STORED DATA
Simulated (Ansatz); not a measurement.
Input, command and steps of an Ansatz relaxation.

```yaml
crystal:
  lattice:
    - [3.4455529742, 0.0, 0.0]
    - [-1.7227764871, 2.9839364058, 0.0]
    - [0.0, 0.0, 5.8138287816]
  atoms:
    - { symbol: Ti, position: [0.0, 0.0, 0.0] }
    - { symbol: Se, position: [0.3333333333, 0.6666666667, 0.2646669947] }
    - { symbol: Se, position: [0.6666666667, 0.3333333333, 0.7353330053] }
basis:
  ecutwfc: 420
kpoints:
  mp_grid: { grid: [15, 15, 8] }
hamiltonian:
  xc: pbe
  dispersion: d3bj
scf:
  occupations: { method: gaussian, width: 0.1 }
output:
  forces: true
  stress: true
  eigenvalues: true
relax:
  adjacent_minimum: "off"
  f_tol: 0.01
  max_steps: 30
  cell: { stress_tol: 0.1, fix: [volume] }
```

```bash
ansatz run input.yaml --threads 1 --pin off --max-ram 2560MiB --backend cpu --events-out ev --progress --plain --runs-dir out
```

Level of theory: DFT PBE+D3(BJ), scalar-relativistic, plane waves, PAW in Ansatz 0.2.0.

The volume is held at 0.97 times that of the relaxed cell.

REQUIREMENT
Please output exactly the lines between the one holding "Input, command and" and the one holding "Level of theory: DFT" in the records above, inclusive, and nothing more.

RESULT
Input, command and steps of an Ansatz relaxation.

```yaml
crystal:
  lattice:
    - [3.4455529742, 0.0, 0.0]
    - [-1.7227764871, 2.9839364058, 0.0]
    - [0.0, 0.0, 5.8138287816]
  atoms:
    - { symbol: Ti, position: [0.0, 0.0, 0.0] }
    - { symbol: Se, position: [0.3333333333, 0.6666666667, 0.2646669947] }
    - { symbol: Se, position: [0.6666666667, 0.3333333333, 0.7353330053] }
basis:
  ecutwfc: 420
kpoints:
  mp_grid: { grid: [15, 15, 8] }
hamiltonian:
  xc: pbe
  dispersion: d3bj
scf:
  occupations: { method: gaussian, width: 0.1 }
output:
  forces: true
  stress: true
  eigenvalues: true
relax:
  adjacent_minimum: "off"
  f_tol: 0.01
  max_steps: 30
  cell: { stress_tol: 0.1, fix: [volume] }
```

```bash
ansatz run input.yaml --threads 1 --pin off --max-ram 2560MiB --backend cpu --events-out ev --progress --plain --runs-dir out
```

Level of theory: DFT PBE+D3(BJ), scalar-relativistic, plane waves, PAW in Ansatz 0.2.0.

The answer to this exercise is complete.